## Information given
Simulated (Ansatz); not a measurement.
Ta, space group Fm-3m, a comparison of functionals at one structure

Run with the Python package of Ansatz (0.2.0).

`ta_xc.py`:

## Work order
Your task is to transcribe the listing above in full and exactly.

## Task solution
Simulated (Ansatz); not a measurement.
Ta, space group Fm-3m, a comparison of functionals at one structure

Run with the Python package of Ansatz (0.2.0).

`ta_xc.py`:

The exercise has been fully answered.